• ACTION ITEM: Look below for the line that has "### Question". Set down the lines from there through the line that has "(eV) | -14.84 |", exactly as written.

══════════════════════════════

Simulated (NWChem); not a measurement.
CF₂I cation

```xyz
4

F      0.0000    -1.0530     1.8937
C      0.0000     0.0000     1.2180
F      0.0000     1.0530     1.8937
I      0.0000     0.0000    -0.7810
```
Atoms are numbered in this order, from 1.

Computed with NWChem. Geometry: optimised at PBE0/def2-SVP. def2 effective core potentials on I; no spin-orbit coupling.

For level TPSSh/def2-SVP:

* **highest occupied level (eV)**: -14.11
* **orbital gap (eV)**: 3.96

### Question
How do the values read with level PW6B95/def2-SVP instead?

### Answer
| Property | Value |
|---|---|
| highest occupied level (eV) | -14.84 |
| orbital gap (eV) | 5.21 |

══════════════════════════════

• EXERCISE OUTPUT:
### Question
How do the values read with level PW6B95/def2-SVP instead?

### Answer
| Property | Value |
|---|---|
| highest occupied level (eV) | -14.84 |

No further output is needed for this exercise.